» SUPPLIED INFORMATION:
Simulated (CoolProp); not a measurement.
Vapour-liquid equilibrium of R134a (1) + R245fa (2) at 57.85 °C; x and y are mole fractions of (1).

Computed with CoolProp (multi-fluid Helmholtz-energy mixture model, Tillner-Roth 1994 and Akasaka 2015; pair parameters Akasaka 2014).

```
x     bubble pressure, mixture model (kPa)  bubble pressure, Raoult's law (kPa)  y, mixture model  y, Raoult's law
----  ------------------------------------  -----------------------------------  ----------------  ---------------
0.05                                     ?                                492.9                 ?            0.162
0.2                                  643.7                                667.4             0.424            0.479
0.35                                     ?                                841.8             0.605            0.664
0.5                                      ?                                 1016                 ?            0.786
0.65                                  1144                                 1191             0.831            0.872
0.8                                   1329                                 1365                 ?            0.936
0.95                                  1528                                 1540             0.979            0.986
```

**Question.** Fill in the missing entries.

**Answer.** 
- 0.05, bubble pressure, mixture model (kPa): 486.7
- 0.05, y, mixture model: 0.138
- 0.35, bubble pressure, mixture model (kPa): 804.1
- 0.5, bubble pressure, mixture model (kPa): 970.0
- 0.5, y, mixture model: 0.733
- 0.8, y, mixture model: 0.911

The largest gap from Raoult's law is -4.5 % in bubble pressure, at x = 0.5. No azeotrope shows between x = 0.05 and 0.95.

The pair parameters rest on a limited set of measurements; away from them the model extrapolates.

» EXERCISE: Copy exactly the stretch of data above from the line with "- 0.5, y, mixture model: 0.733" through the line with "The largest gap", and omit all other lines.

» EXERCISE ANSWER:
- 0.5, y, mixture model: 0.733
- 0.8, y, mixture model: 0.911

The largest gap from Raoult's law is -4.5 % in bubble pressure, at x = 0.5. No azeotrope shows between x = 0.05 and 0.95.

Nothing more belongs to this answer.